▶ RECORDS PROVIDED:
BEGIN

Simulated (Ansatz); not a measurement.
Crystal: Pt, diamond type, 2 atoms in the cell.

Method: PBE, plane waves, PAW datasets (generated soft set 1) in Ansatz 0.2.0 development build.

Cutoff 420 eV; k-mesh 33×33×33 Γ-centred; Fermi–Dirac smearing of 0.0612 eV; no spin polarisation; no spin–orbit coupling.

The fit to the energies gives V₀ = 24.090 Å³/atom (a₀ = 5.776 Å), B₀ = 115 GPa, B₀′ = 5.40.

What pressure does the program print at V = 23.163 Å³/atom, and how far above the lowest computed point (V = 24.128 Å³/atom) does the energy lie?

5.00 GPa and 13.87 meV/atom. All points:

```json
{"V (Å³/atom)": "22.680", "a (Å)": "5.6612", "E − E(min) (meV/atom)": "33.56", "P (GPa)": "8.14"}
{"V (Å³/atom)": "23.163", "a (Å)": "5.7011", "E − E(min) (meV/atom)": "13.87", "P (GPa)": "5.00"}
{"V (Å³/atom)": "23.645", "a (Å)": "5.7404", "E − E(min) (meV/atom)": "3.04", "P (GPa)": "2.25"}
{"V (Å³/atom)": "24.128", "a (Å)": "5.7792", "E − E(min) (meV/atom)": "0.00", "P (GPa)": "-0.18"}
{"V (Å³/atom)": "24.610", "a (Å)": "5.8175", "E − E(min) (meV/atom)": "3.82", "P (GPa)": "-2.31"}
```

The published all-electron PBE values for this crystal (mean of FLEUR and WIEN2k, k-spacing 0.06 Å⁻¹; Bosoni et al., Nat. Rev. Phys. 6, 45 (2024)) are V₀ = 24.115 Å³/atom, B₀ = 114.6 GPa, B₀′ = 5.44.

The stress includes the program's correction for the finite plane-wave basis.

END

▶ BRIEF:
Transcribe the records above exactly, beginning at the line that contains "Crystal: Pt, diamond" and ending with the line that contains "Method: PBE, plane", both included, and nothing else.

▶ TASK SOLUTION:
Crystal: Pt, diamond type, 2 atoms in the cell.

Method: PBE, plane waves, PAW datasets (generated soft set 1) in Ansatz 0.2.0 development build.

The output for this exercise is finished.